In the listing below, write out exactly each line from the first through the one containing "In a supercell".

== Segment start ==

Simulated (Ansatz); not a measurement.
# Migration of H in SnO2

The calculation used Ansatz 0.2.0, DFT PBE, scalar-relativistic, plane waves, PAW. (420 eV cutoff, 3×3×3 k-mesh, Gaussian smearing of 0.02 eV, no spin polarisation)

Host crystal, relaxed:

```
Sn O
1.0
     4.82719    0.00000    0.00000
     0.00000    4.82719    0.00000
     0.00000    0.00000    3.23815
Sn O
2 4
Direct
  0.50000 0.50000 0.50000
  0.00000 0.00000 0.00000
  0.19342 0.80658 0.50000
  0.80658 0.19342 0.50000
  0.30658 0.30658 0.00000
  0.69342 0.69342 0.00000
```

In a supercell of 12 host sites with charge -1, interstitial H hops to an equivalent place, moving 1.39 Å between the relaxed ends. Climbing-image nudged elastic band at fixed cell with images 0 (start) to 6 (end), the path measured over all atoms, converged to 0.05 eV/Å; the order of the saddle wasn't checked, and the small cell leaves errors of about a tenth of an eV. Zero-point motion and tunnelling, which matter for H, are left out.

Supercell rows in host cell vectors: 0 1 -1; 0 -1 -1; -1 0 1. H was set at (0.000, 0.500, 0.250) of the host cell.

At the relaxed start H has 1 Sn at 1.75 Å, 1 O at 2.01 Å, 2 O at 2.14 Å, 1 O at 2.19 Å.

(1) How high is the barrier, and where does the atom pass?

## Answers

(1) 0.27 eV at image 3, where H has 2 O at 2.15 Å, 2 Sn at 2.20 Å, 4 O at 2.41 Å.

== Segment end ==

> _Your solution_
Simulated (Ansatz); not a measurement.
# Migration of H in SnO2

The calculation used Ansatz 0.2.0, DFT PBE, scalar-relativistic, plane waves, PAW. (420 eV cutoff, 3×3×3 k-mesh, Gaussian smearing of 0.02 eV, no spin polarisation)

Host crystal, relaxed:

```
Sn O
1.0
     4.82719    0.00000    0.00000
     0.00000    4.82719    0.00000
     0.00000    0.00000    3.23815
Sn O
2 4
Direct
  0.50000 0.50000 0.50000
  0.00000 0.00000 0.00000
  0.19342 0.80658 0.50000
  0.80658 0.19342 0.50000
  0.30658 0.30658 0.00000
  0.69342 0.69342 0.00000
```

In a supercell of 12 host sites with charge -1, interstitial H hops to an equivalent place, moving 1.39 Å between the relaxed ends. Climbing-image nudged elastic band at fixed cell with images 0 (start) to 6 (end), the path measured over all atoms, converged to 0.05 eV/Å; the order of the saddle wasn't checked, and the small cell leaves errors of about a tenth of an eV. Zero-point motion and tunnelling, which matter for H, are left out.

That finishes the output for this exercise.